• _Extracted information_:
------------------------------

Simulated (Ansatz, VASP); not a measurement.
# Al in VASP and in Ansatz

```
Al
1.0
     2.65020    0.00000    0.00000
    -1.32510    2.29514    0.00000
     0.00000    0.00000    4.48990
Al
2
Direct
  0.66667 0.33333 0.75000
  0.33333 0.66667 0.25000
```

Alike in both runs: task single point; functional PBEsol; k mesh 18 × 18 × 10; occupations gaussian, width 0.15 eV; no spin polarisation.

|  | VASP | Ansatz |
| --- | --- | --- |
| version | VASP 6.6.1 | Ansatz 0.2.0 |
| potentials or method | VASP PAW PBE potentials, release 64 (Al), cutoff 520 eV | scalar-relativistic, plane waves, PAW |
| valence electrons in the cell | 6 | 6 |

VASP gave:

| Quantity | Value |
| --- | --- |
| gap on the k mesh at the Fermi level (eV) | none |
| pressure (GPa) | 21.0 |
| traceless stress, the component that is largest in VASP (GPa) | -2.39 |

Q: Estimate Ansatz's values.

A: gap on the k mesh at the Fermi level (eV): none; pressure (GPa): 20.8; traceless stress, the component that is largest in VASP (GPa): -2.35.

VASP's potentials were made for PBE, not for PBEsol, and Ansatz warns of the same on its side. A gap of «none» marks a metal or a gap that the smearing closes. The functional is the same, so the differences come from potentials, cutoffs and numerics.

------------------------------

• _Action item_: A verbatim transcription is needed of the lines above, starting at the line with "Quantity | Value |" and ending at the line with "A: gap on the", both included, and of nothing else.

• _Your response_:
| Quantity | Value |
| --- | --- |
| gap on the k mesh at the Fermi level (eV) | none |
| pressure (GPa) | 21.0 |
| traceless stress, the component that is largest in VASP (GPa) | -2.39 |

Q: Estimate Ansatz's values.

A: gap on the k mesh at the Fermi level (eV): none; pressure (GPa): 20.8; traceless stress, the component that is largest in VASP (GPa): -2.35.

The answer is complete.